------------------------

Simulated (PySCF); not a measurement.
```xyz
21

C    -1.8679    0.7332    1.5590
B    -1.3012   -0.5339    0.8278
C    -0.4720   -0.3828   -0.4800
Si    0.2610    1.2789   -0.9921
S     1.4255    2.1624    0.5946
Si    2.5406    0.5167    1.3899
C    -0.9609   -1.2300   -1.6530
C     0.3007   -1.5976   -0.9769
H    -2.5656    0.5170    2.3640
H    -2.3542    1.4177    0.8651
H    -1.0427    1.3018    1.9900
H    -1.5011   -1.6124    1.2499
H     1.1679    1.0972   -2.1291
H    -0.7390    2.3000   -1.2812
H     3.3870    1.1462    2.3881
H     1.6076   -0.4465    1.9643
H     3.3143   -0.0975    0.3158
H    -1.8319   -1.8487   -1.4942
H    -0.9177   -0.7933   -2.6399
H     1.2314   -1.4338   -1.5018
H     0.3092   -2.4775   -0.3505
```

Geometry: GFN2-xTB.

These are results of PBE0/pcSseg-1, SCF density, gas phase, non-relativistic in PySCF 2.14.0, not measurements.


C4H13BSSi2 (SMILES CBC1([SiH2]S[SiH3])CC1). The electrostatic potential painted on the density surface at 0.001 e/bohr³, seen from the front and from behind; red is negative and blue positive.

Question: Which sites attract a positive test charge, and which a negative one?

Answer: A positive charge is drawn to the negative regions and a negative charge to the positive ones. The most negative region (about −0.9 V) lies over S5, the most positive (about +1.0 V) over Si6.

------------------------

**Assignment**
Everything from the first line of the data through the line containing "Question: Which sites" should be echoed exactly. Add nothing.

**Task output**
Simulated (PySCF); not a measurement.
```xyz
21

C    -1.8679    0.7332    1.5590
B    -1.3012   -0.5339    0.8278
C    -0.4720   -0.3828   -0.4800
Si    0.2610    1.2789   -0.9921
S     1.4255    2.1624    0.5946
Si    2.5406    0.5167    1.3899
C    -0.9609   -1.2300   -1.6530
C     0.3007   -1.5976   -0.9769
H    -2.5656    0.5170    2.3640
H    -2.3542    1.4177    0.8651
H    -1.0427    1.3018    1.9900
H    -1.5011   -1.6124    1.2499
H     1.1679    1.0972   -2.1291
H    -0.7390    2.3000   -1.2812
H     3.3870    1.1462    2.3881
H     1.6076   -0.4465    1.9643
H     3.3143   -0.0975    0.3158
H    -1.8319   -1.8487   -1.4942
H    -0.9177   -0.7933   -2.6399
H     1.2314   -1.4338   -1.5018
H     0.3092   -2.4775   -0.3505
```

Geometry: GFN2-xTB.

These are results of PBE0/pcSseg-1, SCF density, gas phase, non-relativistic in PySCF 2.14.0, not measurements.


C4H13BSSi2 (SMILES CBC1([SiH2]S[SiH3])CC1). The electrostatic potential painted on the density surface at 0.001 e/bohr³, seen from the front and from behind; red is negative and blue positive.

Question: Which sites attract a positive test charge, and which a negative one?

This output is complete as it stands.